Data under study –
——

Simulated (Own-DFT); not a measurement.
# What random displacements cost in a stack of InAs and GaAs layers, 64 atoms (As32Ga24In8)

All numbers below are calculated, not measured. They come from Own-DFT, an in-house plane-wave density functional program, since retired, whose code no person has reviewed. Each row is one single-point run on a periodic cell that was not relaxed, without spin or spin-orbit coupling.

——

Brief – Set out the entries once more, word for word.

Your response –
Simulated (Own-DFT); not a measurement.
# What random displacements cost in a stack of InAs and GaAs layers, 64 atoms (As32Ga24In8)

All numbers below are calculated, not measured. They come from Own-DFT, an in-house plane-wave density functional program, since retired, whose code no person has reviewed. Each row is one single-point run on a periodic cell that was not relaxed, without spin or spin-orbit coupling.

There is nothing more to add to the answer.